Task item
Write out, unaltered, each line from the top of the records below down to the line where "A printed reference work, monograph reports, for" appears, that line included.

Available data
══════
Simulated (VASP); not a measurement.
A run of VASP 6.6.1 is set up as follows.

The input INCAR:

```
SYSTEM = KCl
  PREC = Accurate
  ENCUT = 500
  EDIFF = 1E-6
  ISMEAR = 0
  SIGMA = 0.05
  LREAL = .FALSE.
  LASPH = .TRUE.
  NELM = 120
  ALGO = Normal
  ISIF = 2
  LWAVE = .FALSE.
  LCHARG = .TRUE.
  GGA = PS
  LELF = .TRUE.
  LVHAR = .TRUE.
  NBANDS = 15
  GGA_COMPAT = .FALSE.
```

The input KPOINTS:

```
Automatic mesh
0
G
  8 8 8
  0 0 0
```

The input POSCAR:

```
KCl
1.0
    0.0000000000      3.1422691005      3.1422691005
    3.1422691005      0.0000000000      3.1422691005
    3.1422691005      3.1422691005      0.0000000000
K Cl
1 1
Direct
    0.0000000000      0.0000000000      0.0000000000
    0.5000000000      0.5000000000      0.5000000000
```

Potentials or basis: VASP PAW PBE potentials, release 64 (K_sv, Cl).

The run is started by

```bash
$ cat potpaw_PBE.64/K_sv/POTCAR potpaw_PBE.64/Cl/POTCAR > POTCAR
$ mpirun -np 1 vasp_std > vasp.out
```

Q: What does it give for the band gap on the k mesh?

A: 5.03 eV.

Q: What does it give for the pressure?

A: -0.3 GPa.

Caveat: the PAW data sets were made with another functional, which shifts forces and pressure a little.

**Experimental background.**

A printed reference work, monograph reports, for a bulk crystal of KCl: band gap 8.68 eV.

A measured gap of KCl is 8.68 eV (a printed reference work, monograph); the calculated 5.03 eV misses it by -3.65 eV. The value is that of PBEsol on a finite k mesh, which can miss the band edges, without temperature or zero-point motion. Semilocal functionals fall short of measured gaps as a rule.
══════

Reply
Simulated (VASP); not a measurement.
A run of VASP 6.6.1 is set up as follows.

The input INCAR:

```
SYSTEM = KCl
  PREC = Accurate
  ENCUT = 500
  EDIFF = 1E-6
  ISMEAR = 0
  SIGMA = 0.05
  LREAL = .FALSE.
  LASPH = .TRUE.
  NELM = 120
  ALGO = Normal
  ISIF = 2
  LWAVE = .FALSE.
  LCHARG = .TRUE.
  GGA = PS
  LELF = .TRUE.
  LVHAR = .TRUE.
  NBANDS = 15
  GGA_COMPAT = .FALSE.
```

The input KPOINTS:

```
Automatic mesh
0
G
  8 8 8
  0 0 0
```

The input POSCAR:

```
KCl
1.0
    0.0000000000      3.1422691005      3.1422691005
    3.1422691005      0.0000000000      3.1422691005
    3.1422691005      3.1422691005      0.0000000000
K Cl
1 1
Direct
    0.0000000000      0.0000000000      0.0000000000
    0.5000000000      0.5000000000      0.5000000000
```

Potentials or basis: VASP PAW PBE potentials, release 64 (K_sv, Cl).

The run is started by

```bash
$ cat potpaw_PBE.64/K_sv/POTCAR potpaw_PBE.64/Cl/POTCAR > POTCAR
$ mpirun -np 1 vasp_std > vasp.out
```

Q: What does it give for the band gap on the k mesh?

A: 5.03 eV.

Q: What does it give for the pressure?

A: -0.3 GPa.

Caveat: the PAW data sets were made with another functional, which shifts forces and pressure a little.

**Experimental background.**

A printed reference work, monograph reports, for a bulk crystal of KCl: band gap 8.68 eV.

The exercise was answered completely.